Given data
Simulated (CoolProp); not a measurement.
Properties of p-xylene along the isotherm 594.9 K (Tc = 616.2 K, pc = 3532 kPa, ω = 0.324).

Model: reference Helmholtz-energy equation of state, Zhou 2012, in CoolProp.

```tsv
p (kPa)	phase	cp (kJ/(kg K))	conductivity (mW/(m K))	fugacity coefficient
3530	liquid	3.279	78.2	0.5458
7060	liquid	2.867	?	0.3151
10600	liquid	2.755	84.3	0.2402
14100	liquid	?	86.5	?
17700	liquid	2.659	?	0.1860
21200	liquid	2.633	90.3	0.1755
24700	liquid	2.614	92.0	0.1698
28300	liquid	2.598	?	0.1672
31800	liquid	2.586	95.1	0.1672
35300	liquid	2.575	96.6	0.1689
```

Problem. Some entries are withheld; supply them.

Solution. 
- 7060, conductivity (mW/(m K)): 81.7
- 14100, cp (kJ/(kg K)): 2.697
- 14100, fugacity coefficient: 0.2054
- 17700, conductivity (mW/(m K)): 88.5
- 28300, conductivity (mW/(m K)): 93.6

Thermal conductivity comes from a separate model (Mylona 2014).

Work order
Up to and including the line that contains "- 28300, conductivity (mW/(m K)): 93.6", restate word for word every line of the entries, starting from the first.

Task solution
Simulated (CoolProp); not a measurement.
Properties of p-xylene along the isotherm 594.9 K (Tc = 616.2 K, pc = 3532 kPa, ω = 0.324).

Model: reference Helmholtz-energy equation of state, Zhou 2012, in CoolProp.

```tsv
p (kPa)	phase	cp (kJ/(kg K))	conductivity (mW/(m K))	fugacity coefficient
3530	liquid	3.279	78.2	0.5458
7060	liquid	2.867	?	0.3151
10600	liquid	2.755	84.3	0.2402
14100	liquid	?	86.5	?
17700	liquid	2.659	?	0.1860
21200	liquid	2.633	90.3	0.1755
24700	liquid	2.614	92.0	0.1698
28300	liquid	2.598	?	0.1672
31800	liquid	2.586	95.1	0.1672
35300	liquid	2.575	96.6	0.1689
```

Problem. Some entries are withheld; supply them.

Solution. 
- 7060, conductivity (mW/(m K)): 81.7
- 14100, cp (kJ/(kg K)): 2.697
- 14100, fugacity coefficient: 0.2054
- 17700, conductivity (mW/(m K)): 88.5
- 28300, conductivity (mW/(m K)): 93.6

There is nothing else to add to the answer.